* Work order: Below are lines of data; restate word for word those running from the line containing "HO–SiH(OH)–F (SMILES O[SiH](O)F)" to the line containing "result from it?", inclusive, and no others.

* Given data:
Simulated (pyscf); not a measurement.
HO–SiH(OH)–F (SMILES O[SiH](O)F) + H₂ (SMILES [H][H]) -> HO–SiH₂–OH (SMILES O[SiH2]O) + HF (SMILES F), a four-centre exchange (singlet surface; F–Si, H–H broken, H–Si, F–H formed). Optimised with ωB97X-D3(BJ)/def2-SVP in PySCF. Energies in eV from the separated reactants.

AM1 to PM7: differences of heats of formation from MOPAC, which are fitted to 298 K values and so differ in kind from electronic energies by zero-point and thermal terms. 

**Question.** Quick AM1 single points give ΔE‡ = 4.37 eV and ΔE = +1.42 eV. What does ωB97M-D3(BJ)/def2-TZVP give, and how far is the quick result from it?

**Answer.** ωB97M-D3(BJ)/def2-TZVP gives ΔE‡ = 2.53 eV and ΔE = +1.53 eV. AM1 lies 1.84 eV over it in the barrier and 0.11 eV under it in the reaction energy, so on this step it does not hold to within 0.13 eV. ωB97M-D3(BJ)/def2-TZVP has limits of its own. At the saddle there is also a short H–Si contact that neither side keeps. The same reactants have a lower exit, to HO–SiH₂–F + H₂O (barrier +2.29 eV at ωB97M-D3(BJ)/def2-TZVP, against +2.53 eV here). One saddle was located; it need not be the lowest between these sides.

* Answer box:
HO–SiH(OH)–F (SMILES O[SiH](O)F) + H₂ (SMILES [H][H]) -> HO–SiH₂–OH (SMILES O[SiH2]O) + HF (SMILES F), a four-centre exchange (singlet surface; F–Si, H–H broken, H–Si, F–H formed). Optimised with ωB97X-D3(BJ)/def2-SVP in PySCF. Energies in eV from the separated reactants.

AM1 to PM7: differences of heats of formation from MOPAC, which are fitted to 298 K values and so differ in kind from electronic energies by zero-point and thermal terms. 

**Question.** Quick AM1 single points give ΔE‡ = 4.37 eV and ΔE = +1.42 eV. What does ωB97M-D3(BJ)/def2-TZVP give, and how far is the quick result from it?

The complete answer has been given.